● Information
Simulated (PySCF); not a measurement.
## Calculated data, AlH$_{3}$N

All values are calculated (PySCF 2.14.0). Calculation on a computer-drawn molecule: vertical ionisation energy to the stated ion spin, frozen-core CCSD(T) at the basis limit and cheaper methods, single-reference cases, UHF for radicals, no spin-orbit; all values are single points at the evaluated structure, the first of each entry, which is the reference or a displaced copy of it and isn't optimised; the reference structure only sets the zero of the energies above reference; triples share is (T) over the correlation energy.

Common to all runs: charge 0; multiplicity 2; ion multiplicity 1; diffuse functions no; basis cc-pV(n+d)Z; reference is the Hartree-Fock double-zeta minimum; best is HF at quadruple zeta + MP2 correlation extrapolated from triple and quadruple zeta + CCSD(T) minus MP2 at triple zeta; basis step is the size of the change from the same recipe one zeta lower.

● Work instruction
Retype the records above exactly, from their first line through the line that contains "All values are calculated", and stop there.

● Task answer
Simulated (PySCF); not a measurement.
## Calculated data, AlH$_{3}$N

All values are calculated (PySCF 2.14.0). Calculation on a computer-drawn molecule: vertical ionisation energy to the stated ion spin, frozen-core CCSD(T) at the basis limit and cheaper methods, single-reference cases, UHF for radicals, no spin-orbit; all values are single points at the evaluated structure, the first of each entry, which is the reference or a displaced copy of it and isn't optimised; the reference structure only sets the zero of the energies above reference; triples share is (T) over the correlation energy.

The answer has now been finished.